↓↓↓

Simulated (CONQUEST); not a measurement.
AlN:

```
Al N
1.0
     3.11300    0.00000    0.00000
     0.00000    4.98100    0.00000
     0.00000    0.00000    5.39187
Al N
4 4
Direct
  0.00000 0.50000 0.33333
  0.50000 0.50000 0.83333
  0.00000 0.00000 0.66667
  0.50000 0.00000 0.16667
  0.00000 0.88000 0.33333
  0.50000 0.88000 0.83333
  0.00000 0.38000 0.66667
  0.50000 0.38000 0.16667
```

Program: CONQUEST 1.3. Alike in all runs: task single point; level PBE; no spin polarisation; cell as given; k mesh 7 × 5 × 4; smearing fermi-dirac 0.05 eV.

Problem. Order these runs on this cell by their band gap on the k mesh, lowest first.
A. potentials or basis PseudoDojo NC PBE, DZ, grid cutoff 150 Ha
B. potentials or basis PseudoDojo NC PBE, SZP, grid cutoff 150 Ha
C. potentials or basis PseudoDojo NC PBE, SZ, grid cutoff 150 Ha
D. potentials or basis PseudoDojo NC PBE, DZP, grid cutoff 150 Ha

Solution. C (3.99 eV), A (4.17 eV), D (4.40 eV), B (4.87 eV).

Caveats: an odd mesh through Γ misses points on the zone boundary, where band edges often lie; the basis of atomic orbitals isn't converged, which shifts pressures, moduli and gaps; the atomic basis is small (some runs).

↑↑↑

§ ASSIGNMENT: Could you restate, word for word, the lines above from the one with "A. potentials or" to the one with "D. potentials or", both included?

§ EXERCISE RESULT:
A. potentials or basis PseudoDojo NC PBE, DZ, grid cutoff 150 Ha
B. potentials or basis PseudoDojo NC PBE, SZP, grid cutoff 150 Ha
C. potentials or basis PseudoDojo NC PBE, SZ, grid cutoff 150 Ha
D. potentials or basis PseudoDojo NC PBE, DZP, grid cutoff 150 Ha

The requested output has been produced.